Assigned task: Begin with the first line of the listing and quote every line through the one containing "Result: 0.0 GPa."; give only those lines.

Listed entries:
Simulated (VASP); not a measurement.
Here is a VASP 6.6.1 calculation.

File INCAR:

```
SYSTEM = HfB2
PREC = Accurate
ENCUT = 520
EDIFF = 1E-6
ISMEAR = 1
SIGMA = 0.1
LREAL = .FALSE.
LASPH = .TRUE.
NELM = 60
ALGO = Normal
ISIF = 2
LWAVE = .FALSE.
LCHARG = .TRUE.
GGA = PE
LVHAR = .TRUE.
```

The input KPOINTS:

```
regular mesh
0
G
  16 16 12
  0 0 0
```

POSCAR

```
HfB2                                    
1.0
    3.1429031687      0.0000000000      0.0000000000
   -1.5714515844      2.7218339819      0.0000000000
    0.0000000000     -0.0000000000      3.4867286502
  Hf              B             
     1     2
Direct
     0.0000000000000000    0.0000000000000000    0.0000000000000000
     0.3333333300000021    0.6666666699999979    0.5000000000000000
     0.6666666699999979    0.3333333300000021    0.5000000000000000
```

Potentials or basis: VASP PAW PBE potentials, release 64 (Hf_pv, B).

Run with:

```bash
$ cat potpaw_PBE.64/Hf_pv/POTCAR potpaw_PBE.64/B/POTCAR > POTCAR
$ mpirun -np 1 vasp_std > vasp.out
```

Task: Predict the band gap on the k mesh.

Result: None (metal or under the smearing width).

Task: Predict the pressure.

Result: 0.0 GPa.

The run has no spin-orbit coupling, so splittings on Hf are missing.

Task result:
Simulated (VASP); not a measurement.
Here is a VASP 6.6.1 calculation.

File INCAR:

```
SYSTEM = HfB2
PREC = Accurate
ENCUT = 520
EDIFF = 1E-6
ISMEAR = 1
SIGMA = 0.1
LREAL = .FALSE.
LASPH = .TRUE.
NELM = 60
ALGO = Normal
ISIF = 2
LWAVE = .FALSE.
LCHARG = .TRUE.
GGA = PE
LVHAR = .TRUE.
```

The input KPOINTS:

```
regular mesh
0
G
  16 16 12
  0 0 0
```

POSCAR

```
HfB2                                    
1.0
    3.1429031687      0.0000000000      0.0000000000
   -1.5714515844      2.7218339819      0.0000000000
    0.0000000000     -0.0000000000      3.4867286502
  Hf              B             
     1     2
Direct
     0.0000000000000000    0.0000000000000000    0.0000000000000000
     0.3333333300000021    0.6666666699999979    0.5000000000000000
     0.6666666699999979    0.3333333300000021    0.5000000000000000
```

Potentials or basis: VASP PAW PBE potentials, release 64 (Hf_pv, B).

Run with:

```bash
$ cat potpaw_PBE.64/Hf_pv/POTCAR potpaw_PBE.64/B/POTCAR > POTCAR
$ mpirun -np 1 vasp_std > vasp.out
```

Task: Predict the band gap on the k mesh.

Result: None (metal or under the smearing width).

Task: Predict the pressure.

Result: 0.0 GPa.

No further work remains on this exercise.